- [Excerpted records]:
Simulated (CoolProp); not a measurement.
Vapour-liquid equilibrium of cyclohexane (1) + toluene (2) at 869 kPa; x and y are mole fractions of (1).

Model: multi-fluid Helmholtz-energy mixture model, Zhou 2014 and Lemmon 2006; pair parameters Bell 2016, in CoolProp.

- [Assignment]:
Set down the data in full, word for word.

- [Problem solution]:
Simulated (CoolProp); not a measurement.
Vapour-liquid equilibrium of cyclohexane (1) + toluene (2) at 869 kPa; x and y are mole fractions of (1).

Model: multi-fluid Helmholtz-energy mixture model, Zhou 2014 and Lemmon 2006; pair parameters Bell 2016, in CoolProp.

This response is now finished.